(Beginning of PROVIDED RECORDS)

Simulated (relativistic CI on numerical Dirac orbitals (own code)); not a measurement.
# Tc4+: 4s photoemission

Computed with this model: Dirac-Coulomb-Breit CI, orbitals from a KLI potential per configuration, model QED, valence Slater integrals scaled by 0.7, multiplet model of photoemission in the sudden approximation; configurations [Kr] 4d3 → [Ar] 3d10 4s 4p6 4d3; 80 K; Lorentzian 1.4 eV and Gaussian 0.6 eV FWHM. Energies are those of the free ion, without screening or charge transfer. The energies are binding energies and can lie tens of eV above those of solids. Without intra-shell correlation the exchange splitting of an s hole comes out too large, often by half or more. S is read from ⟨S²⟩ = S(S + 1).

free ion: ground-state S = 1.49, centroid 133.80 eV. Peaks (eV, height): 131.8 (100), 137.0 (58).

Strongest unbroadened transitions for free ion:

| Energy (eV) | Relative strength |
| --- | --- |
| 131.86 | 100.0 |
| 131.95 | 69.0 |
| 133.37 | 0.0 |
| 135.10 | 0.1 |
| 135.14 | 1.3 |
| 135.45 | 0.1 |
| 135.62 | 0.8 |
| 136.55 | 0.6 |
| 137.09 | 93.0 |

(End of PROVIDED RECORDS)

* ACTION ITEM
Your task is to restate, word for word, the lines from the beginning of the records to the line with "136.55 | 0.6 |", inclusive.

* EXERCISE ANSWER
Simulated (relativistic CI on numerical Dirac orbitals (own code)); not a measurement.
# Tc4+: 4s photoemission

Computed with this model: Dirac-Coulomb-Breit CI, orbitals from a KLI potential per configuration, model QED, valence Slater integrals scaled by 0.7, multiplet model of photoemission in the sudden approximation; configurations [Kr] 4d3 → [Ar] 3d10 4s 4p6 4d3; 80 K; Lorentzian 1.4 eV and Gaussian 0.6 eV FWHM. Energies are those of the free ion, without screening or charge transfer. The energies are binding energies and can lie tens of eV above those of solids. Without intra-shell correlation the exchange splitting of an s hole comes out too large, often by half or more. S is read from ⟨S²⟩ = S(S + 1).

free ion: ground-state S = 1.49, centroid 133.80 eV. Peaks (eV, height): 131.8 (100), 137.0 (58).

Strongest unbroadened transitions for free ion:

| Energy (eV) | Relative strength |
| --- | --- |
| 131.86 | 100.0 |
| 131.95 | 69.0 |
| 133.37 | 0.0 |
| 135.10 | 0.1 |
| 135.14 | 1.3 |
| 135.45 | 0.1 |
| 135.62 | 0.8 |
| 136.55 | 0.6 |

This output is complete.